# DATA FOR REVIEW
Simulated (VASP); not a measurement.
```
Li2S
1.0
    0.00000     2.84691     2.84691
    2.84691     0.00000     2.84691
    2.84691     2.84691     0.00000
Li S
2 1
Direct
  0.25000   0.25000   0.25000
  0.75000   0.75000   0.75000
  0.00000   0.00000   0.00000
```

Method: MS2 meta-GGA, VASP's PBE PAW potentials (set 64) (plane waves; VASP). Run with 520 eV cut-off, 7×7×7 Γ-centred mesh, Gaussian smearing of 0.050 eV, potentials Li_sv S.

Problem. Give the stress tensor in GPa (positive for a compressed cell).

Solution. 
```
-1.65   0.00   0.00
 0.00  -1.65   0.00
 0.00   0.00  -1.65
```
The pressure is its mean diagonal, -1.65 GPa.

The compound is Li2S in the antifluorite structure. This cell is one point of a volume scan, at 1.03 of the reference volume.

# ASSIGNED TASK
Whatever else the listing above holds, retype exactly only the lines from the one containing "Method: MS2 meta-GGA, VASP's" to the one containing "The pressure is its mean diagonal, -1.65 GPa.", both ends kept.

# TASK RESULT
Method: MS2 meta-GGA, VASP's PBE PAW potentials (set 64) (plane waves; VASP). Run with 520 eV cut-off, 7×7×7 Γ-centred mesh, Gaussian smearing of 0.050 eV, potentials Li_sv S.

Problem. Give the stress tensor in GPa (positive for a compressed cell).

Solution. 
```
-1.65   0.00   0.00
 0.00  -1.65   0.00
 0.00   0.00  -1.65
```
The pressure is its mean diagonal, -1.65 GPa.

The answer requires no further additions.